Information
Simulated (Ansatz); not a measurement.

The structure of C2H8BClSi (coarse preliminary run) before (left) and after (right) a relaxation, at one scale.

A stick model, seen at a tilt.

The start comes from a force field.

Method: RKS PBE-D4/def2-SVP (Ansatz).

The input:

Assigned task
Give back each record, exactly as it reads.

Task answer
Simulated (Ansatz); not a measurement.

The structure of C2H8BClSi (coarse preliminary run) before (left) and after (right) a relaxation, at one scale.

A stick model, seen at a tilt.

The start comes from a force field.

Method: RKS PBE-D4/def2-SVP (Ansatz).

The input:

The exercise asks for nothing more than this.